> _ACTIVITY_
Every entry below should be written out again exactly.

> _DATA SUPPLIED_
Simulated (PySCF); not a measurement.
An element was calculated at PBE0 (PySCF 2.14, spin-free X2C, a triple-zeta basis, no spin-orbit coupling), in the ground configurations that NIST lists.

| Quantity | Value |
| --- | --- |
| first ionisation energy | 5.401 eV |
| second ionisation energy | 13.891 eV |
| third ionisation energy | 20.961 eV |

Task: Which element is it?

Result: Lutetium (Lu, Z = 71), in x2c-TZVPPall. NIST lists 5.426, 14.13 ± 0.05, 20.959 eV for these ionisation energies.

> _TASK SOLUTION_
Simulated (PySCF); not a measurement.
An element was calculated at PBE0 (PySCF 2.14, spin-free X2C, a triple-zeta basis, no spin-orbit coupling), in the ground configurations that NIST lists.

| Quantity | Value |
| --- | --- |
| first ionisation energy | 5.401 eV |
| second ionisation energy | 13.891 eV |
| third ionisation energy | 20.961 eV |

Task: Which element is it?

Result: Lutetium (Lu, Z = 71), in x2c-TZVPPall. NIST lists 5.426, 14.13 ± 0.05, 20.959 eV for these ionisation energies.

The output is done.